** MATERIAL SHOWN **
*** Block opens ***

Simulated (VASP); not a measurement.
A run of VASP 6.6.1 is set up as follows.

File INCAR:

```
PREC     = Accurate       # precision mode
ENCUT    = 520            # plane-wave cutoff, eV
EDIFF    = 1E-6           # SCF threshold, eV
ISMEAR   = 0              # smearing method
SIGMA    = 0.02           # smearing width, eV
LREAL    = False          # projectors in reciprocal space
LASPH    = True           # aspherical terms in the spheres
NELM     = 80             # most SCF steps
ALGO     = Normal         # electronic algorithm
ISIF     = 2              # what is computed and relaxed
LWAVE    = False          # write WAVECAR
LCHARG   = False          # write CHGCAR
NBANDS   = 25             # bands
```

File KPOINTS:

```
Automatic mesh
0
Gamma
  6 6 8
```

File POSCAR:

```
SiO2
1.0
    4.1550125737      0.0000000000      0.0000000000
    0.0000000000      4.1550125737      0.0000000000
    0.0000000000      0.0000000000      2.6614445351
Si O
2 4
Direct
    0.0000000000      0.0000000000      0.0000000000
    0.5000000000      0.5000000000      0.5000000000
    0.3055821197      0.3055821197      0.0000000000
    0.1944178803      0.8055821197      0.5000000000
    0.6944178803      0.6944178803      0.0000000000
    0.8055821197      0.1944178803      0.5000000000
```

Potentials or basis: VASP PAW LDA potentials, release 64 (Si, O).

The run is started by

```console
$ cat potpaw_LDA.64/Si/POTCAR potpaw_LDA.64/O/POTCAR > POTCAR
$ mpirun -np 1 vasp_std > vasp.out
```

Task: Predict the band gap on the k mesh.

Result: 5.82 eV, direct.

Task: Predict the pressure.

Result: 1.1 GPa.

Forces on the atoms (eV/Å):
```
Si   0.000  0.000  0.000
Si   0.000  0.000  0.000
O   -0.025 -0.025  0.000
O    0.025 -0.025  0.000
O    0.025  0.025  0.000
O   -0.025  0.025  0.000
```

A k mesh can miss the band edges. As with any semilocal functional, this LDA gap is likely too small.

*** Block closes ***

** ACTIVITY **
Reproduce the entries exactly, but only from their first line to the line holding "Result: 1.1 GPa.", with that last line kept.

** WORKED SOLUTION **
Simulated (VASP); not a measurement.
A run of VASP 6.6.1 is set up as follows.

File INCAR:

```
PREC     = Accurate       # precision mode
ENCUT    = 520            # plane-wave cutoff, eV
EDIFF    = 1E-6           # SCF threshold, eV
ISMEAR   = 0              # smearing method
SIGMA    = 0.02           # smearing width, eV
LREAL    = False          # projectors in reciprocal space
LASPH    = True           # aspherical terms in the spheres
NELM     = 80             # most SCF steps
ALGO     = Normal         # electronic algorithm
ISIF     = 2              # what is computed and relaxed
LWAVE    = False          # write WAVECAR
LCHARG   = False          # write CHGCAR
NBANDS   = 25             # bands
```

File KPOINTS:

```
Automatic mesh
0
Gamma
  6 6 8
```

File POSCAR:

```
SiO2
1.0
    4.1550125737      0.0000000000      0.0000000000
    0.0000000000      4.1550125737      0.0000000000
    0.0000000000      0.0000000000      2.6614445351
Si O
2 4
Direct
    0.0000000000      0.0000000000      0.0000000000
    0.5000000000      0.5000000000      0.5000000000
    0.3055821197      0.3055821197      0.0000000000
    0.1944178803      0.8055821197      0.5000000000
    0.6944178803      0.6944178803      0.0000000000
    0.8055821197      0.1944178803      0.5000000000
```

Potentials or basis: VASP PAW LDA potentials, release 64 (Si, O).

The run is started by

```console
$ cat potpaw_LDA.64/Si/POTCAR potpaw_LDA.64/O/POTCAR > POTCAR
$ mpirun -np 1 vasp_std > vasp.out
```

Task: Predict the band gap on the k mesh.

Result: 5.82 eV, direct.

Task: Predict the pressure.

Result: 1.1 GPa.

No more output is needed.